> ASSIGNMENT:
Only the lines from the start of the data through the one containing "Problem. Translate it" belong in your answer; return them exactly.

> INFORMATION GIVEN:
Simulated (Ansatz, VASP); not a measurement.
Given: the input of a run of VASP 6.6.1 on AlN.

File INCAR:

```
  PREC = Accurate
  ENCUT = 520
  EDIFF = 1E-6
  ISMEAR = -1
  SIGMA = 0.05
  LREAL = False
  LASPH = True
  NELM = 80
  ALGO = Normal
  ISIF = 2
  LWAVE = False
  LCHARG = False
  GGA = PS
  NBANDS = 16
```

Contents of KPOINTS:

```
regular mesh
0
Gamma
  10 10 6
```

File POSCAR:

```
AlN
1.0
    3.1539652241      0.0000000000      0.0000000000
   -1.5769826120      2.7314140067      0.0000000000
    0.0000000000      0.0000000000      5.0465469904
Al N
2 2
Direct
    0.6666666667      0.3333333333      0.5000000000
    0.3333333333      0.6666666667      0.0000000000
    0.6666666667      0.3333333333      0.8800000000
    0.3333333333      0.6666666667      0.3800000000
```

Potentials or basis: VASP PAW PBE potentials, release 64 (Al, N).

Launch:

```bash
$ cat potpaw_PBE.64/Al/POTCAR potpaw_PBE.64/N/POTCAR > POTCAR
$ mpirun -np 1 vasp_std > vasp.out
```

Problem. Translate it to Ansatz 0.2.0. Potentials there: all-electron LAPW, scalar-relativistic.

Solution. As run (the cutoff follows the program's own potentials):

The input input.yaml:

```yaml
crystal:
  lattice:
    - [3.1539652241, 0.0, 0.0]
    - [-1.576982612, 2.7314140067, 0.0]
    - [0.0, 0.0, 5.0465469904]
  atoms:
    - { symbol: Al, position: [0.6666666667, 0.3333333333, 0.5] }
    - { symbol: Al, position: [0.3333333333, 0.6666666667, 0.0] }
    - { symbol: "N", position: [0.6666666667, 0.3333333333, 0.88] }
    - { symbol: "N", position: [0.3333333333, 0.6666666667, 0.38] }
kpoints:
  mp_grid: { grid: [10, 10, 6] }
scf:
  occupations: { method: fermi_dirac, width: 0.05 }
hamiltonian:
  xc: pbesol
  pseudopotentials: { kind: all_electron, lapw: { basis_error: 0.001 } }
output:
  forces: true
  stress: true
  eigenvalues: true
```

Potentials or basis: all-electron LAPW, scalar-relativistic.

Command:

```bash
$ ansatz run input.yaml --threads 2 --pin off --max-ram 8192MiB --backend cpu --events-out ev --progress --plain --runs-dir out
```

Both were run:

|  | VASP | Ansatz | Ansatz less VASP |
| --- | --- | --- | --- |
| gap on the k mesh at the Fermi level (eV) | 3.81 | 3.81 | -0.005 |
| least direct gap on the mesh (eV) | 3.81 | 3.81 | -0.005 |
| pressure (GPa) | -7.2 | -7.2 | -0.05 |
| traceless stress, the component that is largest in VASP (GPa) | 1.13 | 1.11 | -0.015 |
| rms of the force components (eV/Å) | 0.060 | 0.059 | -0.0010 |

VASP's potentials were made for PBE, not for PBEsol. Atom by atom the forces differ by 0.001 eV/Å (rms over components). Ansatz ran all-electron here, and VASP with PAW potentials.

> TASK RESULT:
Simulated (Ansatz, VASP); not a measurement.
Given: the input of a run of VASP 6.6.1 on AlN.

File INCAR:

```
  PREC = Accurate
  ENCUT = 520
  EDIFF = 1E-6
  ISMEAR = -1
  SIGMA = 0.05
  LREAL = False
  LASPH = True
  NELM = 80
  ALGO = Normal
  ISIF = 2
  LWAVE = False
  LCHARG = False
  GGA = PS
  NBANDS = 16
```

Contents of KPOINTS:

```
regular mesh
0
Gamma
  10 10 6
```

File POSCAR:

```
AlN
1.0
    3.1539652241      0.0000000000      0.0000000000
   -1.5769826120      2.7314140067      0.0000000000
    0.0000000000      0.0000000000      5.0465469904
Al N
2 2
Direct
    0.6666666667      0.3333333333      0.5000000000
    0.3333333333      0.6666666667      0.0000000000
    0.6666666667      0.3333333333      0.8800000000
    0.3333333333      0.6666666667      0.3800000000
```

Potentials or basis: VASP PAW PBE potentials, release 64 (Al, N).

Launch:

```bash
$ cat potpaw_PBE.64/Al/POTCAR potpaw_PBE.64/N/POTCAR > POTCAR
$ mpirun -np 1 vasp_std > vasp.out
```

Problem. Translate it to Ansatz 0.2.0. Potentials there: all-electron LAPW, scalar-relativistic.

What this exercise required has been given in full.